TASK ITEM: Output the material exactly, with every line intact.

DATA RECORDS:
<<<<
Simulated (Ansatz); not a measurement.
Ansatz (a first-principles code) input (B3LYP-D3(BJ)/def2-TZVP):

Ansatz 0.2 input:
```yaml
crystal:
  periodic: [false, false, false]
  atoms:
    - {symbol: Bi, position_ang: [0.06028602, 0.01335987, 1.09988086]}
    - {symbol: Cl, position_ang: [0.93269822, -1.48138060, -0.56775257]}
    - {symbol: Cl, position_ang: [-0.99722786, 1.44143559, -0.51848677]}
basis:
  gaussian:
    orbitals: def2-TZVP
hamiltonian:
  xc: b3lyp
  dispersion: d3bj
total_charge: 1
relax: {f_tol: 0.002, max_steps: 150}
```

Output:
>>>>

WORKED SOLUTION:
Simulated (Ansatz); not a measurement.
Ansatz (a first-principles code) input (B3LYP-D3(BJ)/def2-TZVP):

Ansatz 0.2 input:
```yaml
crystal:
  periodic: [false, false, false]
  atoms:
    - {symbol: Bi, position_ang: [0.06028602, 0.01335987, 1.09988086]}
    - {symbol: Cl, position_ang: [0.93269822, -1.48138060, -0.56775257]}
    - {symbol: Cl, position_ang: [-0.99722786, 1.44143559, -0.51848677]}
basis:
  gaussian:
    orbitals: def2-TZVP
hamiltonian:
  xc: b3lyp
  dispersion: d3bj
total_charge: 1
relax: {f_tol: 0.002, max_steps: 150}
```

Output:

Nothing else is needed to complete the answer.